• [Work instruction]:
Verbatim transcription of the listing is needed.

───── Extracted entries

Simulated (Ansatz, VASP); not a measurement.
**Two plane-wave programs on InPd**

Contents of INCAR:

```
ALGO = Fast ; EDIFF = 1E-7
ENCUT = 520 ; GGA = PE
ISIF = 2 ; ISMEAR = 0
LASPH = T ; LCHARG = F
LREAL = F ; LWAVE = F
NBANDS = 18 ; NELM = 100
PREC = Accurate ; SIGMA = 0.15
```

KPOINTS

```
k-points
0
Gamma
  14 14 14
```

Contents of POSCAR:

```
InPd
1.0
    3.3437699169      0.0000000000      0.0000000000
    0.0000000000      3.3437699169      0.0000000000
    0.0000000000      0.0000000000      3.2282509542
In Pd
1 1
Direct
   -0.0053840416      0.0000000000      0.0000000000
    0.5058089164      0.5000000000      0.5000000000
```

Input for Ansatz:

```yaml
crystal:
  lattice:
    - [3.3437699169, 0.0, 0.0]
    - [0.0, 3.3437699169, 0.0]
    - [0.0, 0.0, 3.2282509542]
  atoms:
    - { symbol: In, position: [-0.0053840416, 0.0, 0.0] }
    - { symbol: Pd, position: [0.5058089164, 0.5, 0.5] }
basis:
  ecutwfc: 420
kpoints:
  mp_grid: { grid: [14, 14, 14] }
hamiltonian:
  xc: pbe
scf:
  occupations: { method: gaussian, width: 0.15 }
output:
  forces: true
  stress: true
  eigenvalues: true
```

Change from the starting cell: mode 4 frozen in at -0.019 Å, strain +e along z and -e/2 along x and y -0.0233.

──────────

• [Worked solution]:
Simulated (Ansatz, VASP); not a measurement.
**Two plane-wave programs on InPd**

Contents of INCAR:

```
ALGO = Fast ; EDIFF = 1E-7
ENCUT = 520 ; GGA = PE
ISIF = 2 ; ISMEAR = 0
LASPH = T ; LCHARG = F
LREAL = F ; LWAVE = F
NBANDS = 18 ; NELM = 100
PREC = Accurate ; SIGMA = 0.15
```

KPOINTS

```
k-points
0
Gamma
  14 14 14
```

Contents of POSCAR:

```
InPd
1.0
    3.3437699169      0.0000000000      0.0000000000
    0.0000000000      3.3437699169      0.0000000000
    0.0000000000      0.0000000000      3.2282509542
In Pd
1 1
Direct
   -0.0053840416      0.0000000000      0.0000000000
    0.5058089164      0.5000000000      0.5000000000
```

Input for Ansatz:

```yaml
crystal:
  lattice:
    - [3.3437699169, 0.0, 0.0]
    - [0.0, 3.3437699169, 0.0]
    - [0.0, 0.0, 3.2282509542]
  atoms:
    - { symbol: In, position: [-0.0053840416, 0.0, 0.0] }
    - { symbol: Pd, position: [0.5058089164, 0.5, 0.5] }
basis:
  ecutwfc: 420
kpoints:
  mp_grid: { grid: [14, 14, 14] }
hamiltonian:
  xc: pbe
scf:
  occupations: { method: gaussian, width: 0.15 }
output:
  forces: true
  stress: true
  eigenvalues: true
```

Change from the starting cell: mode 4 frozen in at -0.019 Å, strain +e along z and -e/2 along x and y -0.0233.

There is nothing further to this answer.